#### Assignment:
Please copy out the entries until you have copied the line that contains "# Computed against measured: dipole moment", beginning with the first line.

#### Given information:
= Beginning of Section =
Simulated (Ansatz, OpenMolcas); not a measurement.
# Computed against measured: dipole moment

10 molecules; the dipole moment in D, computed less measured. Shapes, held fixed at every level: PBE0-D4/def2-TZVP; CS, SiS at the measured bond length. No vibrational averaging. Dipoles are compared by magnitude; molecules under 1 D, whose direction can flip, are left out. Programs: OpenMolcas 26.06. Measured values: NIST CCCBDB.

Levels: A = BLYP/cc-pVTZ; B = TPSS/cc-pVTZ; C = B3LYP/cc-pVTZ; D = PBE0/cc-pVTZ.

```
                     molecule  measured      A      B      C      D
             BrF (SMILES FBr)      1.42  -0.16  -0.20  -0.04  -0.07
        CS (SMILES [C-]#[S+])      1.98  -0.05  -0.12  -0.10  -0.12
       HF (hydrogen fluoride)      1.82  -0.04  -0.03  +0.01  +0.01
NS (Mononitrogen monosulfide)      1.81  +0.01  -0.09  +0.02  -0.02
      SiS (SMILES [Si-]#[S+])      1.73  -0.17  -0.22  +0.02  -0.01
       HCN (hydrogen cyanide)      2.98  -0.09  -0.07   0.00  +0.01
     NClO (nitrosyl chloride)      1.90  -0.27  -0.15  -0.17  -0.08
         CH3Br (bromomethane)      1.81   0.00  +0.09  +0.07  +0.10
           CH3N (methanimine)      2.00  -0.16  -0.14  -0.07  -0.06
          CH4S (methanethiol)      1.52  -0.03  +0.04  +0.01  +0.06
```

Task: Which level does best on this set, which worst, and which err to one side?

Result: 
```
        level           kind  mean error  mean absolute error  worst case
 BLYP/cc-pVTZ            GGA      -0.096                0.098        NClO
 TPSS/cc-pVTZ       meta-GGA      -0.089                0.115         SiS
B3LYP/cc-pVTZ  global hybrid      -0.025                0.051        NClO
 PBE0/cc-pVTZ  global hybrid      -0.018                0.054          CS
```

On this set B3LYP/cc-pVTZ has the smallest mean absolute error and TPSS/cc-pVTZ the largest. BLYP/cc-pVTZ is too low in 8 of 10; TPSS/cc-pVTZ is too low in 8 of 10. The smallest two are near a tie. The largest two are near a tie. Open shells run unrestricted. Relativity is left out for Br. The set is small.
= End of Section =

#### Task result:
Simulated (Ansatz, OpenMolcas); not a measurement.
# Computed against measured: dipole moment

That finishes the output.